Provided material:
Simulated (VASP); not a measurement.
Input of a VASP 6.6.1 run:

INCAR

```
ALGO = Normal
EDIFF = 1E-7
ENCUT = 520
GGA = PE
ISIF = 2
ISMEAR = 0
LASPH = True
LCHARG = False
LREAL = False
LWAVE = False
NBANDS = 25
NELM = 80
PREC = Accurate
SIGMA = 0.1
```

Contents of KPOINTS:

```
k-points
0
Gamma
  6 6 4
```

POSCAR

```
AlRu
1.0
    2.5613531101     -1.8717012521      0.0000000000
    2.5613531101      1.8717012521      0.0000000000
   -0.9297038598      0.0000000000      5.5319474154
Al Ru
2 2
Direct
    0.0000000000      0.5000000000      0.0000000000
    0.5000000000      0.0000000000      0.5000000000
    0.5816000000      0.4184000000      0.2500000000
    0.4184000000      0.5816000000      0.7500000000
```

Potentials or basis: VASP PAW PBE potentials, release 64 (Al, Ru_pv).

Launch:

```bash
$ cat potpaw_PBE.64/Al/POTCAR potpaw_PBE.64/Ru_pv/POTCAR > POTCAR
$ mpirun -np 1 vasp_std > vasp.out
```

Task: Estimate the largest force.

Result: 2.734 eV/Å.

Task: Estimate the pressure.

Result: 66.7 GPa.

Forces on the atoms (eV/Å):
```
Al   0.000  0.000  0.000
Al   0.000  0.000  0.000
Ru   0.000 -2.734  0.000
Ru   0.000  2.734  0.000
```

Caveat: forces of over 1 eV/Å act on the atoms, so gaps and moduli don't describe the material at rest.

Action item:
From the very first line of the data through the line with "Task: Estimate the pressure." in it, please reproduce each line exactly and output nothing more.

Written solution:
Simulated (VASP); not a measurement.
Input of a VASP 6.6.1 run:

INCAR

```
ALGO = Normal
EDIFF = 1E-7
ENCUT = 520
GGA = PE
ISIF = 2
ISMEAR = 0
LASPH = True
LCHARG = False
LREAL = False
LWAVE = False
NBANDS = 25
NELM = 80
PREC = Accurate
SIGMA = 0.1
```

Contents of KPOINTS:

```
k-points
0
Gamma
  6 6 4
```

POSCAR

```
AlRu
1.0
    2.5613531101     -1.8717012521      0.0000000000
    2.5613531101      1.8717012521      0.0000000000
   -0.9297038598      0.0000000000      5.5319474154
Al Ru
2 2
Direct
    0.0000000000      0.5000000000      0.0000000000
    0.5000000000      0.0000000000      0.5000000000
    0.5816000000      0.4184000000      0.2500000000
    0.4184000000      0.5816000000      0.7500000000
```

Potentials or basis: VASP PAW PBE potentials, release 64 (Al, Ru_pv).

Launch:

```bash
$ cat potpaw_PBE.64/Al/POTCAR potpaw_PBE.64/Ru_pv/POTCAR > POTCAR
$ mpirun -np 1 vasp_std > vasp.out
```

Task: Estimate the largest force.

Result: 2.734 eV/Å.

Task: Estimate the pressure.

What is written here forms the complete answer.